- BRIEF
From the records below, transcribe exactly the lines that begin at the line with "Ansatz 0.2.0 |" and end at the line with "A: gap on the", both included.

DATASET CONTENT Block Start
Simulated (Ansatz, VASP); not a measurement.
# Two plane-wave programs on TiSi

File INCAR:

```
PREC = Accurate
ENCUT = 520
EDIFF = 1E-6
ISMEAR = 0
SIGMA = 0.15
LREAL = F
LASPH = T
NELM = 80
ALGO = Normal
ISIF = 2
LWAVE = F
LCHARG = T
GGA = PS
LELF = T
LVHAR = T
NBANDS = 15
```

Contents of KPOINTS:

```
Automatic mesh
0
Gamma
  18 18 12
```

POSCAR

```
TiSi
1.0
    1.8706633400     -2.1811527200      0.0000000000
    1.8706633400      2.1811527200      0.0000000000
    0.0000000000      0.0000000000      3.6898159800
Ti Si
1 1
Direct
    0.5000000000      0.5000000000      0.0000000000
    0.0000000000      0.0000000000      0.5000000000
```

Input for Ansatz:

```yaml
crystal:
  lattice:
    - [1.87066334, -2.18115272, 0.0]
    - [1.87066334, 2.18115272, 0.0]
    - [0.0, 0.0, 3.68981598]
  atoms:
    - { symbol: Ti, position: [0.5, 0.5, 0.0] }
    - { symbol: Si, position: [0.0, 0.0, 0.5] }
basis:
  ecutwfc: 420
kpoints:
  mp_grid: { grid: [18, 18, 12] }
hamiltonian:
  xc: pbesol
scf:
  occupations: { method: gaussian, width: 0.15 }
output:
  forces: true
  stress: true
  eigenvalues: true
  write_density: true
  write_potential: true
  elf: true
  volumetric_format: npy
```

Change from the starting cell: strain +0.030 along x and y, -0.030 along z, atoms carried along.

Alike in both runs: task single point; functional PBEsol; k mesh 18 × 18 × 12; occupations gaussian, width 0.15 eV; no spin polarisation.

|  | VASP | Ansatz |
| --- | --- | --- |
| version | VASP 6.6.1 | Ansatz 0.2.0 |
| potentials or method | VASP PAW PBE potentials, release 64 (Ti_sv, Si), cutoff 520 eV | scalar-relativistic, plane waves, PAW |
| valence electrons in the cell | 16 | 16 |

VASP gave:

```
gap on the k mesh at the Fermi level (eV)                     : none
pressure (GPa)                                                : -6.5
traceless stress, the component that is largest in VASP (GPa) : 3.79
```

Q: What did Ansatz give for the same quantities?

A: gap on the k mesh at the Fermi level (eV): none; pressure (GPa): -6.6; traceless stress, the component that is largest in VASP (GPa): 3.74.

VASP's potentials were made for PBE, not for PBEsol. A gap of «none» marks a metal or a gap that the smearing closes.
DATASET CONTENT Block End

- ANSWER SPACE
| version | VASP 6.6.1 | Ansatz 0.2.0 |
| potentials or method | VASP PAW PBE potentials, release 64 (Ti_sv, Si), cutoff 520 eV | scalar-relativistic, plane waves, PAW |
| valence electrons in the cell | 16 | 16 |

VASP gave:

```
gap on the k mesh at the Fermi level (eV)                     : none
pressure (GPa)                                                : -6.5
traceless stress, the component that is largest in VASP (GPa) : 3.79
```

Q: What did Ansatz give for the same quantities?

A: gap on the k mesh at the Fermi level (eV): none; pressure (GPa): -6.6; traceless stress, the component that is largest in VASP (GPa): 3.74.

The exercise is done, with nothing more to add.